ASSIGNED TASK: Return verbatim all lines from the first one in the records to the line with "Result: 2.7 GPa.", both ends kept.

PROVIDED INFORMATION:
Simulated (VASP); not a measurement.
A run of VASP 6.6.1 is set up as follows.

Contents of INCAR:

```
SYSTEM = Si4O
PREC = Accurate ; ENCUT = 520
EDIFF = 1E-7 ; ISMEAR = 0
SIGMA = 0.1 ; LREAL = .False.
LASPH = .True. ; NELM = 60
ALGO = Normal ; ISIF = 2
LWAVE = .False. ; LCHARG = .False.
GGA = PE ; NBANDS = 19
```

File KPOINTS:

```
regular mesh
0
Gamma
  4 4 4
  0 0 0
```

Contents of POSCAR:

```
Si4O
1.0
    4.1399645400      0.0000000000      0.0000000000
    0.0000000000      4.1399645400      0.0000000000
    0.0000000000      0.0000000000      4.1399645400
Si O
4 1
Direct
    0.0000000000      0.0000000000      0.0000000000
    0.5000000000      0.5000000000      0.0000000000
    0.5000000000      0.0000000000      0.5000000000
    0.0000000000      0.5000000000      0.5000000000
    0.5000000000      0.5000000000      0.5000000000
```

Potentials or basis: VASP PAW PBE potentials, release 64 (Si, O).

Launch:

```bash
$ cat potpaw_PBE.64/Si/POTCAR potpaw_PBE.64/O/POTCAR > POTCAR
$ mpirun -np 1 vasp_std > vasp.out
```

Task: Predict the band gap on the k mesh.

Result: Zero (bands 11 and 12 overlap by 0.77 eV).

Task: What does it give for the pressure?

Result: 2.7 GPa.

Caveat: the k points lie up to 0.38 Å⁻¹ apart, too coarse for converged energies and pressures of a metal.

TASK OUTPUT:
Simulated (VASP); not a measurement.
A run of VASP 6.6.1 is set up as follows.

Contents of INCAR:

```
SYSTEM = Si4O
PREC = Accurate ; ENCUT = 520
EDIFF = 1E-7 ; ISMEAR = 0
SIGMA = 0.1 ; LREAL = .False.
LASPH = .True. ; NELM = 60
ALGO = Normal ; ISIF = 2
LWAVE = .False. ; LCHARG = .False.
GGA = PE ; NBANDS = 19
```

File KPOINTS:

```
regular mesh
0
Gamma
  4 4 4
  0 0 0
```

Contents of POSCAR:

```
Si4O
1.0
    4.1399645400      0.0000000000      0.0000000000
    0.0000000000      4.1399645400      0.0000000000
    0.0000000000      0.0000000000      4.1399645400
Si O
4 1
Direct
    0.0000000000      0.0000000000      0.0000000000
    0.5000000000      0.5000000000      0.0000000000
    0.5000000000      0.0000000000      0.5000000000
    0.0000000000      0.5000000000      0.5000000000
    0.5000000000      0.5000000000      0.5000000000
```

Potentials or basis: VASP PAW PBE potentials, release 64 (Si, O).

Launch:

```bash
$ cat potpaw_PBE.64/Si/POTCAR potpaw_PBE.64/O/POTCAR > POTCAR
$ mpirun -np 1 vasp_std > vasp.out
```

Task: Predict the band gap on the k mesh.

Result: Zero (bands 11 and 12 overlap by 0.77 eV).

Task: What does it give for the pressure?

Result: 2.7 GPa.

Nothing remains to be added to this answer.